» **REQUIRED ACTION**
Type again, exactly, the lines below from the start through the line that includes "881 | 1 | 0.00 |".

» **STORED DATA**
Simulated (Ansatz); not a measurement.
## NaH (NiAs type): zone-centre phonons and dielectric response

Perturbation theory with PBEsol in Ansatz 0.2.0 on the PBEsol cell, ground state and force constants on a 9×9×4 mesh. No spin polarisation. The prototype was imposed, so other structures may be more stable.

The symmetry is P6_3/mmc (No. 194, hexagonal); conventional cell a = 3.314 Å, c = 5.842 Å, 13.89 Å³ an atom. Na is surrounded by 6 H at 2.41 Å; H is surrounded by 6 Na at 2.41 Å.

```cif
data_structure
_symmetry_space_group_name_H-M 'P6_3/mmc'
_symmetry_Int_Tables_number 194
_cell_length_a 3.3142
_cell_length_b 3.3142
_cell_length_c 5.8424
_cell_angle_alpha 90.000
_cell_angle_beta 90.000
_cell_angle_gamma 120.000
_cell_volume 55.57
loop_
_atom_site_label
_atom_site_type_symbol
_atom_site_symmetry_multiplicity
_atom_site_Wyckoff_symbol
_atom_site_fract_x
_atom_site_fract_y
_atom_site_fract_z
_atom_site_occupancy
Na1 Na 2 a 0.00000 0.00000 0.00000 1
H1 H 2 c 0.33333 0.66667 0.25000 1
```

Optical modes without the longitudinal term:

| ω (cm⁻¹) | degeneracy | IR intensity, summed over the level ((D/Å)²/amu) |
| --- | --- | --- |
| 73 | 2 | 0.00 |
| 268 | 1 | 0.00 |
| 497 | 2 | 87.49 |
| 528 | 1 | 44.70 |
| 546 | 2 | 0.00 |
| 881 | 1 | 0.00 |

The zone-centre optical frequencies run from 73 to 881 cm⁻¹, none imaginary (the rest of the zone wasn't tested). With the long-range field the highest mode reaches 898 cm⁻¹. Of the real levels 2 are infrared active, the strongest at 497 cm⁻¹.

» **EXERCISE OUTPUT**
Simulated (Ansatz); not a measurement.
## NaH (NiAs type): zone-centre phonons and dielectric response

Perturbation theory with PBEsol in Ansatz 0.2.0 on the PBEsol cell, ground state and force constants on a 9×9×4 mesh. No spin polarisation. The prototype was imposed, so other structures may be more stable.

The symmetry is P6_3/mmc (No. 194, hexagonal); conventional cell a = 3.314 Å, c = 5.842 Å, 13.89 Å³ an atom. Na is surrounded by 6 H at 2.41 Å; H is surrounded by 6 Na at 2.41 Å.

```cif
data_structure
_symmetry_space_group_name_H-M 'P6_3/mmc'
_symmetry_Int_Tables_number 194
_cell_length_a 3.3142
_cell_length_b 3.3142
_cell_length_c 5.8424
_cell_angle_alpha 90.000
_cell_angle_beta 90.000
_cell_angle_gamma 120.000
_cell_volume 55.57
loop_
_atom_site_label
_atom_site_type_symbol
_atom_site_symmetry_multiplicity
_atom_site_Wyckoff_symbol
_atom_site_fract_x
_atom_site_fract_y
_atom_site_fract_z
_atom_site_occupancy
Na1 Na 2 a 0.00000 0.00000 0.00000 1
H1 H 2 c 0.33333 0.66667 0.25000 1
```

Optical modes without the longitudinal term:

| ω (cm⁻¹) | degeneracy | IR intensity, summed over the level ((D/Å)²/amu) |
| --- | --- | --- |
| 73 | 2 | 0.00 |
| 268 | 1 | 0.00 |
| 497 | 2 | 87.49 |
| 528 | 1 | 44.70 |
| 546 | 2 | 0.00 |
| 881 | 1 | 0.00 |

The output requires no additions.